Assigned task
Please give back, word for word, only the lines starting at the one containing "(GPa) | 0.1 |" and ending at the one containing "from the codes." within the material below.

==*==

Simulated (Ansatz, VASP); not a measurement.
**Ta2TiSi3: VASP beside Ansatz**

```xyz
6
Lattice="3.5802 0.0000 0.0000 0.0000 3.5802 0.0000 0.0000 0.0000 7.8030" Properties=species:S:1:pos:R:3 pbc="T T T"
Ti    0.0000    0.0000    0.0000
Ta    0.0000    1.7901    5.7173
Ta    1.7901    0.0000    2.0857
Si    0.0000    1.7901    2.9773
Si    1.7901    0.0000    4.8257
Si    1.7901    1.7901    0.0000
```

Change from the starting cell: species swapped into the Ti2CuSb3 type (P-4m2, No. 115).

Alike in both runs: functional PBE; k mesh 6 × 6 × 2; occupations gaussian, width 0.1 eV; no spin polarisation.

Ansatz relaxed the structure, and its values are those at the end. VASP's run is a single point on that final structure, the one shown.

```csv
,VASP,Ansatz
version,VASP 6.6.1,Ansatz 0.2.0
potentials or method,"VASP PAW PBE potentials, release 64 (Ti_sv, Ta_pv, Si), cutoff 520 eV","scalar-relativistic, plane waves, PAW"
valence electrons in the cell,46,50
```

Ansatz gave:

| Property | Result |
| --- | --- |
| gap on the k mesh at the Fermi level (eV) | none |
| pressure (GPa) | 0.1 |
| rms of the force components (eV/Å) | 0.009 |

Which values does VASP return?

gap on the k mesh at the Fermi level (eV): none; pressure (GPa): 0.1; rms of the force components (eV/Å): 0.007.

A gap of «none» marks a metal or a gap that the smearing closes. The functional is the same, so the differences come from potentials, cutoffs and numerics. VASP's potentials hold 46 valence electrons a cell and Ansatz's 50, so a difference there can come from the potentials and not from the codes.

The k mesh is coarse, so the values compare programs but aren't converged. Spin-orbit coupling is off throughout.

==*==

Solution
| pressure (GPa) | 0.1 |
| rms of the force components (eV/Å) | 0.009 |

Which values does VASP return?

gap on the k mesh at the Fermi level (eV): none; pressure (GPa): 0.1; rms of the force components (eV/Å): 0.007.

A gap of «none» marks a metal or a gap that the smearing closes. The functional is the same, so the differences come from potentials, cutoffs and numerics. VASP's potentials hold 46 valence electrons a cell and Ansatz's 50, so a difference there can come from the potentials and not from the codes.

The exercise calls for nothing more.